*** Opening of Recorded information ***

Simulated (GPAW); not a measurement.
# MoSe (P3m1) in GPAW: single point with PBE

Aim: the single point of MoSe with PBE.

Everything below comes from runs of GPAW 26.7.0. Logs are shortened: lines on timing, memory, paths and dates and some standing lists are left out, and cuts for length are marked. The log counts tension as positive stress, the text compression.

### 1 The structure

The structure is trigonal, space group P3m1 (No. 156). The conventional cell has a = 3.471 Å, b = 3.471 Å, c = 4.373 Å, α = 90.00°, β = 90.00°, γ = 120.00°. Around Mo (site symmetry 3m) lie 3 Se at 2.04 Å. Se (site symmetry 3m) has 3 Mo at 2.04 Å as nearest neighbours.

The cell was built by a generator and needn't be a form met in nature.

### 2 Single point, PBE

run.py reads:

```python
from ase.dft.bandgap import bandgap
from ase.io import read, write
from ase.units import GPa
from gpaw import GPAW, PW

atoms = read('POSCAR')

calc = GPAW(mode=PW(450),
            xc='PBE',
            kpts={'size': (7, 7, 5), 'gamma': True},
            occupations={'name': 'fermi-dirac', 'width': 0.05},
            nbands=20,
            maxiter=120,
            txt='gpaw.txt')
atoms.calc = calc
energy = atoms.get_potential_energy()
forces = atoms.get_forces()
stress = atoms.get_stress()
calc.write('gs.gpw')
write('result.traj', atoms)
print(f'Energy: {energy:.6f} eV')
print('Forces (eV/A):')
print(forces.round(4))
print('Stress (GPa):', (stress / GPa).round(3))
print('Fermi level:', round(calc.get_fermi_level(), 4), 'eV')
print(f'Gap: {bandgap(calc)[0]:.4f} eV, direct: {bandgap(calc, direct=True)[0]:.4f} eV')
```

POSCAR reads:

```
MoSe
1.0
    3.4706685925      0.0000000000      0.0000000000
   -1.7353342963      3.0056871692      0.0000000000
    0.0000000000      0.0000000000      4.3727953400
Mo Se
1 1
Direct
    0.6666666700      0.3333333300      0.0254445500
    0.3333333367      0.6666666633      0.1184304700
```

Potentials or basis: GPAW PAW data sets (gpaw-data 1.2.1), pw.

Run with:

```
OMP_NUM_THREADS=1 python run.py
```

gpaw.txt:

*** Close of Recorded information ***

Take the listing above from its first line through the line containing "### 1 The structure", and transcribe that stretch exactly, with no other lines.

[Exercise output]
Simulated (GPAW); not a measurement.
# MoSe (P3m1) in GPAW: single point with PBE

Aim: the single point of MoSe with PBE.

Everything below comes from runs of GPAW 26.7.0. Logs are shortened: lines on timing, memory, paths and dates and some standing lists are left out, and cuts for length are marked. The log counts tension as positive stress, the text compression.

### 1 The structure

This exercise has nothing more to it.